+ + + + + + +

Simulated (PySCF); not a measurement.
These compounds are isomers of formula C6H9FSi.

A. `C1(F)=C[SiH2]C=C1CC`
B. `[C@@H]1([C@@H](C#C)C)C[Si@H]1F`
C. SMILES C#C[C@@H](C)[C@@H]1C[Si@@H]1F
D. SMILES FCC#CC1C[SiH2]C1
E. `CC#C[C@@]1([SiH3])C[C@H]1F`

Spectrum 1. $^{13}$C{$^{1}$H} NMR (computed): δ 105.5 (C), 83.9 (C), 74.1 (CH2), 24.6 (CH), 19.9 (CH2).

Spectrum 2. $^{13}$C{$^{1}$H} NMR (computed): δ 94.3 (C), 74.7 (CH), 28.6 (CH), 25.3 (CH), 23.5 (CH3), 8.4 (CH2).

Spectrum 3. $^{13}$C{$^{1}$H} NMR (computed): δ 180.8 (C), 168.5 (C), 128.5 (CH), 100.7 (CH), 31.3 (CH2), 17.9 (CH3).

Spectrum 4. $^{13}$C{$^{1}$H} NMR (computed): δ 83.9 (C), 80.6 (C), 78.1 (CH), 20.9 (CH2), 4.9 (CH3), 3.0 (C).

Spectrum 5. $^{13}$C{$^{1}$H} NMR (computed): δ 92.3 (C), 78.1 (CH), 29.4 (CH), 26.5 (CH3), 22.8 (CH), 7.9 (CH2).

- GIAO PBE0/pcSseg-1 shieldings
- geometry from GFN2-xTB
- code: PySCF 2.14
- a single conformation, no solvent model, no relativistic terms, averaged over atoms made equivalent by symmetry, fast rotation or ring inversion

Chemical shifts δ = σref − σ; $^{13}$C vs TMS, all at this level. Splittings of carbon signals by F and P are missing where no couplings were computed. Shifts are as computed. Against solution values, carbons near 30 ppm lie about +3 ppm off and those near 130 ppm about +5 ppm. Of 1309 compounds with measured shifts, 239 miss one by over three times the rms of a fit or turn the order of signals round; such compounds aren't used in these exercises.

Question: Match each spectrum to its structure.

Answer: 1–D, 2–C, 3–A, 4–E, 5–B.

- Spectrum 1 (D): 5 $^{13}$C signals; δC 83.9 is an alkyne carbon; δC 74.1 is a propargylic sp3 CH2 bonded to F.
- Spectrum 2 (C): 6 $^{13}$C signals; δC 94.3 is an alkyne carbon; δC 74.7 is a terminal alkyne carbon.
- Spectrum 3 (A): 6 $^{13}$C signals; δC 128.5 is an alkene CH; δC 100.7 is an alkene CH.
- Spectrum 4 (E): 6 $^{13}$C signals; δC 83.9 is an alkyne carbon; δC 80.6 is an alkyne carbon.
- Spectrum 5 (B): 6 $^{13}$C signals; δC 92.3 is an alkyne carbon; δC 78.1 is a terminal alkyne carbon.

+ + + + + + +

As the answer, set down only the lines from the data above between the one holding "Question: Match each" and the one holding "- Spectrum 3", inclusive, exactly as they read.

◆ Task output:
Question: Match each spectrum to its structure.

Answer: 1–D, 2–C, 3–A, 4–E, 5–B.

- Spectrum 1 (D): 5 $^{13}$C signals; δC 83.9 is an alkyne carbon; δC 74.1 is a propargylic sp3 CH2 bonded to F.
- Spectrum 2 (C): 6 $^{13}$C signals; δC 94.3 is an alkyne carbon; δC 74.7 is a terminal alkyne carbon.
- Spectrum 3 (A): 6 $^{13}$C signals; δC 128.5 is an alkene CH; δC 100.7 is an alkene CH.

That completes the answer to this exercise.